▶ Data under study
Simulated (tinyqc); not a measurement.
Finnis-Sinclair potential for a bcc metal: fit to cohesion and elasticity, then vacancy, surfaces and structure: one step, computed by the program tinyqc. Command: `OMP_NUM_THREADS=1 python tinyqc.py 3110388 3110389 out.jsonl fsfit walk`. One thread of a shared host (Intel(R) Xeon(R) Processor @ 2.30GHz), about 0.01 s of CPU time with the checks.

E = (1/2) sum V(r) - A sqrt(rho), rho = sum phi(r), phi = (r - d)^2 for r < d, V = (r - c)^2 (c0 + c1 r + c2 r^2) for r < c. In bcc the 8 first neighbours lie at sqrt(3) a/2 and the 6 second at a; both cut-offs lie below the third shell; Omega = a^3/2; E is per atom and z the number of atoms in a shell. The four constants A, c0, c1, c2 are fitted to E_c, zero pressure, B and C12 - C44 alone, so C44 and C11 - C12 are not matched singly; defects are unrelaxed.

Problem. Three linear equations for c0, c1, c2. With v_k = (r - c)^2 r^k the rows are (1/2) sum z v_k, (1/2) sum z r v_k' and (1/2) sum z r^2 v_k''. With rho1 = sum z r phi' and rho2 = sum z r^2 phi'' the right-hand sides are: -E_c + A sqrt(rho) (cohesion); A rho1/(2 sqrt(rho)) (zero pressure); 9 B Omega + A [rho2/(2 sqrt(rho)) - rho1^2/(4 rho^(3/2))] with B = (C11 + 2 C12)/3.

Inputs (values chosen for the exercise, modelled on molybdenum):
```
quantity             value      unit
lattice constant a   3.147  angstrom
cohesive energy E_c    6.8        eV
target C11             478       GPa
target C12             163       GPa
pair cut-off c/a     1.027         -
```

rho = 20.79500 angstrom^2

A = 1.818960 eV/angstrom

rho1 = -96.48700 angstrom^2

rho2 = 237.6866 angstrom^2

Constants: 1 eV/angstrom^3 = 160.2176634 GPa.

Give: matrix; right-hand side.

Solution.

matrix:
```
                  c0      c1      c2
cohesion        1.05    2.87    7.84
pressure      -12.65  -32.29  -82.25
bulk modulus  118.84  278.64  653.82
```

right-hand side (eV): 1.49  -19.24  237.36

▶ Work order
Exactly repeat the lines above, from the opening line through the one with "Finnis-Sinclair potential for", and include nothing else.

▶ Task response
Simulated (tinyqc); not a measurement.
Finnis-Sinclair potential for a bcc metal: fit to cohesion and elasticity, then vacancy, surfaces and structure: one step, computed by the program tinyqc. Command: `OMP_NUM_THREADS=1 python tinyqc.py 3110388 3110389 out.jsonl fsfit walk`. One thread of a shared host (Intel(R) Xeon(R) Processor @ 2.30GHz), about 0.01 s of CPU time with the checks.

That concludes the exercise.